=== Material provided ===
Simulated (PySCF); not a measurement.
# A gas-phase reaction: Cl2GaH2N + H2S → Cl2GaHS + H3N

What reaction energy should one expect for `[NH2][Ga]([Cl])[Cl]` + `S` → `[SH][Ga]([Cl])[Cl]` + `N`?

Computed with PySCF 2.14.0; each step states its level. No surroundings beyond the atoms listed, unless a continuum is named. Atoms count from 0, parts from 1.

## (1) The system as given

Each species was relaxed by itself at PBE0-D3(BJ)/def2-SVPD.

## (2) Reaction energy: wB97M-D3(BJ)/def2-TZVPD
===

▸ Requirement
Please reproduce the whole listing exactly, omitting no line.

▸ Answer box
Simulated (PySCF); not a measurement.
# A gas-phase reaction: Cl2GaH2N + H2S → Cl2GaHS + H3N

What reaction energy should one expect for `[NH2][Ga]([Cl])[Cl]` + `S` → `[SH][Ga]([Cl])[Cl]` + `N`?

Computed with PySCF 2.14.0; each step states its level. No surroundings beyond the atoms listed, unless a continuum is named. Atoms count from 0, parts from 1.

## (1) The system as given

Each species was relaxed by itself at PBE0-D3(BJ)/def2-SVPD.

## (2) Reaction energy: wB97M-D3(BJ)/def2-TZVPD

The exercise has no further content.